- [Work instruction]: Repeat the entries. Each one must match exactly.

- [Records shown]:
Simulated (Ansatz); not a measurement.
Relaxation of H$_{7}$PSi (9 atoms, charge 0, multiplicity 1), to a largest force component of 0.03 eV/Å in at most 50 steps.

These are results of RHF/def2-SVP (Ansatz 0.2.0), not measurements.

- [Answer area]:
Simulated (Ansatz); not a measurement.
Relaxation of H$_{7}$PSi (9 atoms, charge 0, multiplicity 1), to a largest force component of 0.03 eV/Å in at most 50 steps.

These are results of RHF/def2-SVP (Ansatz 0.2.0), not measurements.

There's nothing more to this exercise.